#### RECORDED DATA:

++++++

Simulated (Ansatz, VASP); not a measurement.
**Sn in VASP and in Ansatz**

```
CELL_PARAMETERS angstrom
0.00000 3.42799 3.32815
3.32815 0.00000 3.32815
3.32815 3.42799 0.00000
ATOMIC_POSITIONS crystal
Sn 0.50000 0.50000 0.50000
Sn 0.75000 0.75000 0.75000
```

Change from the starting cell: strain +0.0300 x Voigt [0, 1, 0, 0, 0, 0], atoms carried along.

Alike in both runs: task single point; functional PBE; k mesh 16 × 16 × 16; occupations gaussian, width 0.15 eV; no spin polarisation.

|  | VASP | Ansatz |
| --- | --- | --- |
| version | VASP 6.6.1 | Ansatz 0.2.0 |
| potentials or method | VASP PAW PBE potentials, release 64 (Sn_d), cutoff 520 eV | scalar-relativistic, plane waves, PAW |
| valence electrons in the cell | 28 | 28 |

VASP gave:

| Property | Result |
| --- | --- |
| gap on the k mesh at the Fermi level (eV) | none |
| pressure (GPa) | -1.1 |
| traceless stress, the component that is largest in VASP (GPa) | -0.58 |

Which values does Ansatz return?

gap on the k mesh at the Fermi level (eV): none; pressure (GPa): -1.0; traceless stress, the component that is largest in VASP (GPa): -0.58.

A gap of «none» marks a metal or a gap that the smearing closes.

++++++

#### WORK TASK:
Your response should consist of the data above, duplicated exactly.

#### EXERCISE ANSWER:
Simulated (Ansatz, VASP); not a measurement.
**Sn in VASP and in Ansatz**

```
CELL_PARAMETERS angstrom
0.00000 3.42799 3.32815
3.32815 0.00000 3.32815
3.32815 3.42799 0.00000
ATOMIC_POSITIONS crystal
Sn 0.50000 0.50000 0.50000
Sn 0.75000 0.75000 0.75000
```

Change from the starting cell: strain +0.0300 x Voigt [0, 1, 0, 0, 0, 0], atoms carried along.

Alike in both runs: task single point; functional PBE; k mesh 16 × 16 × 16; occupations gaussian, width 0.15 eV; no spin polarisation.

|  | VASP | Ansatz |
| --- | --- | --- |
| version | VASP 6.6.1 | Ansatz 0.2.0 |
| potentials or method | VASP PAW PBE potentials, release 64 (Sn_d), cutoff 520 eV | scalar-relativistic, plane waves, PAW |
| valence electrons in the cell | 28 | 28 |

VASP gave:

| Property | Result |
| --- | --- |
| gap on the k mesh at the Fermi level (eV) | none |
| pressure (GPa) | -1.1 |
| traceless stress, the component that is largest in VASP (GPa) | -0.58 |

Which values does Ansatz return?

gap on the k mesh at the Fermi level (eV): none; pressure (GPa): -1.0; traceless stress, the component that is largest in VASP (GPa): -0.58.

A gap of «none» marks a metal or a gap that the smearing closes.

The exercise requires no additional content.